* [Input data]:
-- Opening Marker --
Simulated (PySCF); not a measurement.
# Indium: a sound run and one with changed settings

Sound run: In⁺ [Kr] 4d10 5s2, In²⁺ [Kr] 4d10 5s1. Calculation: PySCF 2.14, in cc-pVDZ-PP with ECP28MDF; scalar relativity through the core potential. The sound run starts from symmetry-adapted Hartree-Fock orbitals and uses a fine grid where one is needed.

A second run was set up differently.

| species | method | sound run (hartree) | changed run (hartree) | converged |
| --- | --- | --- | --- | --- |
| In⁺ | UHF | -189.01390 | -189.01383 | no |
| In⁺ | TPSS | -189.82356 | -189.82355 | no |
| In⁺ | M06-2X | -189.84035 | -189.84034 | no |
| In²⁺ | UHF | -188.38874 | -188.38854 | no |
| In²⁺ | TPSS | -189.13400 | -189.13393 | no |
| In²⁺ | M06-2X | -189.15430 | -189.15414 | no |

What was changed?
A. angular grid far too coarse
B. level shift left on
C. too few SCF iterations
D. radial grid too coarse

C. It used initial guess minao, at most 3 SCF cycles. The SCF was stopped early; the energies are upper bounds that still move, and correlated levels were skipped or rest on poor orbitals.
-- Closing Marker --

* [Assignment]: Lines to set down from above: the line with "C. too few SCF iterations", the line with "D. radial grid too coarse", and every line between, each exactly as written.

* [Exercise response]:
C. too few SCF iterations
D. radial grid too coarse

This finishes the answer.